THE DATA -
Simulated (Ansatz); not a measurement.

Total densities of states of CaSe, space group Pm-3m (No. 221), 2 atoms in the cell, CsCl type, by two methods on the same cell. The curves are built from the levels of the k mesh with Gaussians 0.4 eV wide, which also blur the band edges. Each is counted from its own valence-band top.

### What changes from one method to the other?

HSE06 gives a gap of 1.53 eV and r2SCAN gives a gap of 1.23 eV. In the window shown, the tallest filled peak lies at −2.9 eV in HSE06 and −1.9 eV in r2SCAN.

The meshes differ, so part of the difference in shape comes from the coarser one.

WORK INSTRUCTION - Output the listing above exactly as it appears.

ANSWER BOX -
Simulated (Ansatz); not a measurement.

Total densities of states of CaSe, space group Pm-3m (No. 221), 2 atoms in the cell, CsCl type, by two methods on the same cell. The curves are built from the levels of the k mesh with Gaussians 0.4 eV wide, which also blur the band edges. Each is counted from its own valence-band top.

### What changes from one method to the other?

HSE06 gives a gap of 1.53 eV and r2SCAN gives a gap of 1.23 eV. In the window shown, the tallest filled peak lies at −2.9 eV in HSE06 and −1.9 eV in r2SCAN.

The meshes differ, so part of the difference in shape comes from the coarser one.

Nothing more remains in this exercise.